Restate the records word for word, omitting nothing.

○ ○ ○ ○

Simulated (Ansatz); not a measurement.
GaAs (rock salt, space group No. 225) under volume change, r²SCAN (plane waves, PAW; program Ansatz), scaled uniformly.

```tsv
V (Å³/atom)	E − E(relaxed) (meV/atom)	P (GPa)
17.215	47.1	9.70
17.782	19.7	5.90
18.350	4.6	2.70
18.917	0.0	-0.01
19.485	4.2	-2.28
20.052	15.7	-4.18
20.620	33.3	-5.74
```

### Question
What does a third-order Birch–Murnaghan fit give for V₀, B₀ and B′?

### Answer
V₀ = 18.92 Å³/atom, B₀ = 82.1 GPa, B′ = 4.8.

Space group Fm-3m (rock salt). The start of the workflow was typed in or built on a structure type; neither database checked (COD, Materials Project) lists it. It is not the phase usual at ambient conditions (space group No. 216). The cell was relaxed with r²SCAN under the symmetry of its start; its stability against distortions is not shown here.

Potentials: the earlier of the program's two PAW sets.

○ ○ ○ ○

• _RESPONSE_:
Simulated (Ansatz); not a measurement.
GaAs (rock salt, space group No. 225) under volume change, r²SCAN (plane waves, PAW; program Ansatz), scaled uniformly.

```tsv
V (Å³/atom)	E − E(relaxed) (meV/atom)	P (GPa)
17.215	47.1	9.70
17.782	19.7	5.90
18.350	4.6	2.70
18.917	0.0	-0.01
19.485	4.2	-2.28
20.052	15.7	-4.18
20.620	33.3	-5.74
```

### Question
What does a third-order Birch–Murnaghan fit give for V₀, B₀ and B′?

### Answer
V₀ = 18.92 Å³/atom, B₀ = 82.1 GPa, B′ = 4.8.

Space group Fm-3m (rock salt). The start of the workflow was typed in or built on a structure type; neither database checked (COD, Materials Project) lists it. It is not the phase usual at ambient conditions (space group No. 216). The cell was relaxed with r²SCAN under the symmetry of its start; its stability against distortions is not shown here.

Potentials: the earlier of the program's two PAW sets.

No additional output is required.